* **Data to examine**:
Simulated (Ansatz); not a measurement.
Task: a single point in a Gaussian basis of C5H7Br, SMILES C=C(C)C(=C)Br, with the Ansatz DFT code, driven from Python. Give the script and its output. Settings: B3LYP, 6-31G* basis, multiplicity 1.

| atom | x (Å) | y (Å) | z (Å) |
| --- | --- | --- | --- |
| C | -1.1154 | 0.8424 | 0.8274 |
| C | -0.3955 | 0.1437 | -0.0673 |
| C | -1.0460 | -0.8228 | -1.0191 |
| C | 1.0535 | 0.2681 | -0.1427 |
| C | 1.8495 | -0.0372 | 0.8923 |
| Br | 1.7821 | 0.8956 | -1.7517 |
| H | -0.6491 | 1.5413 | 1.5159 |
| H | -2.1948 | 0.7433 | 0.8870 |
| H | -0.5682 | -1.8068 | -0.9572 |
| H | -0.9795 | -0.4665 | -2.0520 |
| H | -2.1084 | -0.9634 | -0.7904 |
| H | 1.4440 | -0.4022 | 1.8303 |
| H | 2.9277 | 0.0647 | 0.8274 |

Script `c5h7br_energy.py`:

* **Work order**: Reproduce exactly, please, only the lines from the start of the data above to the line that contains "-0.8228 | -1.0191 |", with both ends kept.

* **Solution**:
Simulated (Ansatz); not a measurement.
Task: a single point in a Gaussian basis of C5H7Br, SMILES C=C(C)C(=C)Br, with the Ansatz DFT code, driven from Python. Give the script and its output. Settings: B3LYP, 6-31G* basis, multiplicity 1.

| atom | x (Å) | y (Å) | z (Å) |
| --- | --- | --- | --- |
| C | -1.1154 | 0.8424 | 0.8274 |
| C | -0.3955 | 0.1437 | -0.0673 |
| C | -1.0460 | -0.8228 | -1.0191 |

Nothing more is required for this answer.